_Required action:_
In full and without alteration, output each record given here.

........

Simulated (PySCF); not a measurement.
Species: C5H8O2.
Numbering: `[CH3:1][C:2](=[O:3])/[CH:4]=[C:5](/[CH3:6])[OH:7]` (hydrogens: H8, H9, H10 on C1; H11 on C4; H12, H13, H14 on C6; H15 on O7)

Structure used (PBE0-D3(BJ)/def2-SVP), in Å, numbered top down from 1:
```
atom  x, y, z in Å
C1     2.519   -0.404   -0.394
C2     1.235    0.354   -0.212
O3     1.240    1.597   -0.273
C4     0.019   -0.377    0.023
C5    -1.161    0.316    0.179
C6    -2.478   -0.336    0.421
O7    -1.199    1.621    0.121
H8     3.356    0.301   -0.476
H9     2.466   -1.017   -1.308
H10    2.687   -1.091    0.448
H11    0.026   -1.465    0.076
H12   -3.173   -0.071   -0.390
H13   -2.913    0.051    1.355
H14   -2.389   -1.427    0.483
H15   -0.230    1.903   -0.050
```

........

_Task result:_
Simulated (PySCF); not a measurement.
Species: C5H8O2.
Numbering: `[CH3:1][C:2](=[O:3])/[CH:4]=[C:5](/[CH3:6])[OH:7]` (hydrogens: H8, H9, H10 on C1; H11 on C4; H12, H13, H14 on C6; H15 on O7)

Structure used (PBE0-D3(BJ)/def2-SVP), in Å, numbered top down from 1:
```
atom  x, y, z in Å
C1     2.519   -0.404   -0.394
C2     1.235    0.354   -0.212
O3     1.240    1.597   -0.273
C4     0.019   -0.377    0.023
C5    -1.161    0.316    0.179
C6    -2.478   -0.336    0.421
O7    -1.199    1.621    0.121
H8     3.356    0.301   -0.476
H9     2.466   -1.017   -1.308
H10    2.687   -1.091    0.448
H11    0.026   -1.465    0.076
H12   -3.173   -0.071   -0.390
H13   -2.913    0.051    1.355
H14   -2.389   -1.427    0.483
H15   -0.230    1.903   -0.050
```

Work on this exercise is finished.